****

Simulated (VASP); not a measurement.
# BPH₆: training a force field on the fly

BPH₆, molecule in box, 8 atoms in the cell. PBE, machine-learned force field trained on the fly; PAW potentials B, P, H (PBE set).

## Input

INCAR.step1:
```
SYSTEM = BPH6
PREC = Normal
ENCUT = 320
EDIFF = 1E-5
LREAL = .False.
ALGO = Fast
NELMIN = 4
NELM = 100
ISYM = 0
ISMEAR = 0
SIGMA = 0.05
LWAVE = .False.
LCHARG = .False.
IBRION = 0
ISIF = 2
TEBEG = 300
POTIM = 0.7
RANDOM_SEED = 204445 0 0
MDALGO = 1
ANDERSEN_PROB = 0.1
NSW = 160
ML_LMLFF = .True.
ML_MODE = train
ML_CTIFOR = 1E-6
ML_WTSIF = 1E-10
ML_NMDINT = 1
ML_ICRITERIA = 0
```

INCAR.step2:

****

* _EXERCISE_
Each line in the records above must be returned exactly as it stands.

* _WRITTEN ANSWER_
Simulated (VASP); not a measurement.
# BPH₆: training a force field on the fly

BPH₆, molecule in box, 8 atoms in the cell. PBE, machine-learned force field trained on the fly; PAW potentials B, P, H (PBE set).

## Input

INCAR.step1:
```
SYSTEM = BPH6
PREC = Normal
ENCUT = 320
EDIFF = 1E-5
LREAL = .False.
ALGO = Fast
NELMIN = 4
NELM = 100
ISYM = 0
ISMEAR = 0
SIGMA = 0.05
LWAVE = .False.
LCHARG = .False.
IBRION = 0
ISIF = 2
TEBEG = 300
POTIM = 0.7
RANDOM_SEED = 204445 0 0
MDALGO = 1
ANDERSEN_PROB = 0.1
NSW = 160
ML_LMLFF = .True.
ML_MODE = train
ML_CTIFOR = 1E-6
ML_WTSIF = 1E-10
ML_NMDINT = 1
ML_ICRITERIA = 0
```

INCAR.step2:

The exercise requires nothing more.